[[ Records shown open ]]

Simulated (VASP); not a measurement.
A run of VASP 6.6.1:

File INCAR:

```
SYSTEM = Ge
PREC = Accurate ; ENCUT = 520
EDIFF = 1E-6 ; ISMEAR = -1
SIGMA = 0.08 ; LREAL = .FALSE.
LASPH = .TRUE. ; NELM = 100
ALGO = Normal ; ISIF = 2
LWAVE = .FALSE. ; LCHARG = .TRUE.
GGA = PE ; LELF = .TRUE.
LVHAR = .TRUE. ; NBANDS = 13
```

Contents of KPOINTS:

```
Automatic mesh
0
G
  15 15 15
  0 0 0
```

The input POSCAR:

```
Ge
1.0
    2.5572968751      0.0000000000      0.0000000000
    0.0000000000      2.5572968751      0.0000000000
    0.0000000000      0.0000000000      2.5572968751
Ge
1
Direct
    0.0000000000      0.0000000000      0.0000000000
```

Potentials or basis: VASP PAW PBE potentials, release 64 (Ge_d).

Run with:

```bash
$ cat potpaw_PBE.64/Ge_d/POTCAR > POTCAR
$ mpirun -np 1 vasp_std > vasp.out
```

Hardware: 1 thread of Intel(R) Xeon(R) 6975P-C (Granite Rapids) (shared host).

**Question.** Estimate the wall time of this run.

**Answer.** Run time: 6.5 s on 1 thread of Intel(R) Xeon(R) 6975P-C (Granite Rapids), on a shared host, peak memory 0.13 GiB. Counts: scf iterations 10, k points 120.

[[ Records shown closed ]]

§ Work item: Please reproduce exactly the lines in the listing above from the one containing "Hardware: 1 thread" through the one containing "of this run.", both included, and nothing more.

§ Reply:
Hardware: 1 thread of Intel(R) Xeon(R) 6975P-C (Granite Rapids) (shared host).

**Question.** Estimate the wall time of this run.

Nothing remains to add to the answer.